■ Assignment:
The lines from the top of the records below through the one containing "This run has" are to be transcribed exactly, and nothing else is to be added.

■ Data to examine:
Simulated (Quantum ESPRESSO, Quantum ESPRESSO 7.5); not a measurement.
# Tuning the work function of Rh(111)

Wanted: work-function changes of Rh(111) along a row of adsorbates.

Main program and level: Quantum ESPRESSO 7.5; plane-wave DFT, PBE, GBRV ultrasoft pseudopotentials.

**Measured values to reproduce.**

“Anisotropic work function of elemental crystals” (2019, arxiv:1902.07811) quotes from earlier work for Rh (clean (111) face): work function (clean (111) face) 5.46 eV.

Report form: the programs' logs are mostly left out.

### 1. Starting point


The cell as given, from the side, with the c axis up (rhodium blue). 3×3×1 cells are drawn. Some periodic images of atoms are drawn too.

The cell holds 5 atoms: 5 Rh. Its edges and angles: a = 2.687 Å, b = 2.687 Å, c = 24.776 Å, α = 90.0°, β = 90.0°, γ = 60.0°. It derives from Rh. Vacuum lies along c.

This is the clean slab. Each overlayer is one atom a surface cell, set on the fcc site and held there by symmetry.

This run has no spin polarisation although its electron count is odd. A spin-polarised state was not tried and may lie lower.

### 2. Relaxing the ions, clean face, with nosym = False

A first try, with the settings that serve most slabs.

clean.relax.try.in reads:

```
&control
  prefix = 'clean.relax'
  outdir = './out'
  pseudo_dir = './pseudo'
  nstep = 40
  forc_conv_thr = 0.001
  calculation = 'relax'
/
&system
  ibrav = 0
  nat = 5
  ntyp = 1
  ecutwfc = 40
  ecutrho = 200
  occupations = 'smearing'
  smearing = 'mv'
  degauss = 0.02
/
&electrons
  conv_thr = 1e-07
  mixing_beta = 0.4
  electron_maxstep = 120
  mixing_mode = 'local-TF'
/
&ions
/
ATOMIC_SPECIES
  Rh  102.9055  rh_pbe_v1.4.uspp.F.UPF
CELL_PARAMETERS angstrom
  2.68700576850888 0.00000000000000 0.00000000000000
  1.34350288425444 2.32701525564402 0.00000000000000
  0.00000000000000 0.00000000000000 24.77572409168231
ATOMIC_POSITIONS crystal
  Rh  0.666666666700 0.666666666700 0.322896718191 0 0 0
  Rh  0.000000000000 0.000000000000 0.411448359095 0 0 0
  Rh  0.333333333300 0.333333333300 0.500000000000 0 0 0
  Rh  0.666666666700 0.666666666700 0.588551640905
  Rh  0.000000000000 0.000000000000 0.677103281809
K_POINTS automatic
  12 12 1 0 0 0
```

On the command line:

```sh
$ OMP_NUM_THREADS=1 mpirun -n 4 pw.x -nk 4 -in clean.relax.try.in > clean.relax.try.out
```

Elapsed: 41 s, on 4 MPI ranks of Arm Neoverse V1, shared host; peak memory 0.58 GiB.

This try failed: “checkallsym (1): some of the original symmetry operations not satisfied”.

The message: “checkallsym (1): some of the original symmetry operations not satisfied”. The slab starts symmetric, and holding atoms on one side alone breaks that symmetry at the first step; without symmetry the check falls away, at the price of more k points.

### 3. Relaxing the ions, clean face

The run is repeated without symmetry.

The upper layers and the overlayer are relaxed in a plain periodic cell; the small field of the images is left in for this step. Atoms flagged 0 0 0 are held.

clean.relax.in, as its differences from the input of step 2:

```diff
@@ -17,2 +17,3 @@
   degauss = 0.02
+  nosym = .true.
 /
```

■ Problem solution:
Simulated (Quantum ESPRESSO, Quantum ESPRESSO 7.5); not a measurement.
# Tuning the work function of Rh(111)

Wanted: work-function changes of Rh(111) along a row of adsorbates.

Main program and level: Quantum ESPRESSO 7.5; plane-wave DFT, PBE, GBRV ultrasoft pseudopotentials.

**Measured values to reproduce.**

“Anisotropic work function of elemental crystals” (2019, arxiv:1902.07811) quotes from earlier work for Rh (clean (111) face): work function (clean (111) face) 5.46 eV.

Report form: the programs' logs are mostly left out.

### 1. Starting point


The cell as given, from the side, with the c axis up (rhodium blue). 3×3×1 cells are drawn. Some periodic images of atoms are drawn too.

The cell holds 5 atoms: 5 Rh. Its edges and angles: a = 2.687 Å, b = 2.687 Å, c = 24.776 Å, α = 90.0°, β = 90.0°, γ = 60.0°. It derives from Rh. Vacuum lies along c.

This is the clean slab. Each overlayer is one atom a surface cell, set on the fcc site and held there by symmetry.

This run has no spin polarisation although its electron count is odd. A spin-polarised state was not tried and may lie lower.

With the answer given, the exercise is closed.